------------------------------------------------------------------------
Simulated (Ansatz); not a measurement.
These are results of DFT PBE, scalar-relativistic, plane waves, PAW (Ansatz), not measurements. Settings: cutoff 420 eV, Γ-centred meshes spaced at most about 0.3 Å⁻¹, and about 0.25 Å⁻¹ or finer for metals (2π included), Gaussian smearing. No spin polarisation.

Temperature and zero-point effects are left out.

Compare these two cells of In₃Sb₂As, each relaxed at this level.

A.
------------------------------------------------------------------------

• BRIEF: Print the listing in full, exactly as given.

• YOUR SOLUTION:
Simulated (Ansatz); not a measurement.
These are results of DFT PBE, scalar-relativistic, plane waves, PAW (Ansatz), not measurements. Settings: cutoff 420 eV, Γ-centred meshes spaced at most about 0.3 Å⁻¹, and about 0.25 Å⁻¹ or finer for metals (2π included), Gaussian smearing. No spin polarisation.

Temperature and zero-point effects are left out.

Compare these two cells of In₃Sb₂As, each relaxed at this level.

A.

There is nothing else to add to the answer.